**Work order**
Beneath this instruction is a listing. Transcribe from it only the stretch from the line with "The structure is" through the line with "Potentials or basis: VASP", both end lines included, exactly as written.

**Source material**
----------

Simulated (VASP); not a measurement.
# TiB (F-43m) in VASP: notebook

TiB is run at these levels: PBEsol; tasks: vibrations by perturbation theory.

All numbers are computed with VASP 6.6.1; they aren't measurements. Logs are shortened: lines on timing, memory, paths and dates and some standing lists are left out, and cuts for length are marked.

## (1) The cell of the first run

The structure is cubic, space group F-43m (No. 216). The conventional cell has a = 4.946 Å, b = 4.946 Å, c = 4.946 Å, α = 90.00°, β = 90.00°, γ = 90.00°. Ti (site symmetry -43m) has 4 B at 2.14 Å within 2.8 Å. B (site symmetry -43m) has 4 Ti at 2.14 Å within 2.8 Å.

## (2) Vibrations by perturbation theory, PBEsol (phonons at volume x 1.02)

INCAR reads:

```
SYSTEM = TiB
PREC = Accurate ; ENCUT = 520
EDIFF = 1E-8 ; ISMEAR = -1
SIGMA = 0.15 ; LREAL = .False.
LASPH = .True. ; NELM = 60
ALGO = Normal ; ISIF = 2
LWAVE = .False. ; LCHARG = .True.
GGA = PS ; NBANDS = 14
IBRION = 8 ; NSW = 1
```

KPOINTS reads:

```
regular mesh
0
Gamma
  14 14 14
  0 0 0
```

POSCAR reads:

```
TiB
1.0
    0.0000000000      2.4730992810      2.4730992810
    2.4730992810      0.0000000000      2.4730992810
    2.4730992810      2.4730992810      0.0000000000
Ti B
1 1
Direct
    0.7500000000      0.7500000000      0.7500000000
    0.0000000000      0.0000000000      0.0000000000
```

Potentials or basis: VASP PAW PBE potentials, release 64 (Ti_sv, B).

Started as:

----------

**Expected answer**
The structure is cubic, space group F-43m (No. 216). The conventional cell has a = 4.946 Å, b = 4.946 Å, c = 4.946 Å, α = 90.00°, β = 90.00°, γ = 90.00°. Ti (site symmetry -43m) has 4 B at 2.14 Å within 2.8 Å. B (site symmetry -43m) has 4 Ti at 2.14 Å within 2.8 Å.

## (2) Vibrations by perturbation theory, PBEsol (phonons at volume x 1.02)

INCAR reads:

```
SYSTEM = TiB
PREC = Accurate ; ENCUT = 520
EDIFF = 1E-8 ; ISMEAR = -1
SIGMA = 0.15 ; LREAL = .False.
LASPH = .True. ; NELM = 60
ALGO = Normal ; ISIF = 2
LWAVE = .False. ; LCHARG = .True.
GGA = PS ; NBANDS = 14
IBRION = 8 ; NSW = 1
```

KPOINTS reads:

```
regular mesh
0
Gamma
  14 14 14
  0 0 0
```

POSCAR reads:

```
TiB
1.0
    0.0000000000      2.4730992810      2.4730992810
    2.4730992810      0.0000000000      2.4730992810
    2.4730992810      2.4730992810      0.0000000000
Ti B
1 1
Direct
    0.7500000000      0.7500000000      0.7500000000
    0.0000000000      0.0000000000      0.0000000000
```

Potentials or basis: VASP PAW PBE potentials, release 64 (Ti_sv, B).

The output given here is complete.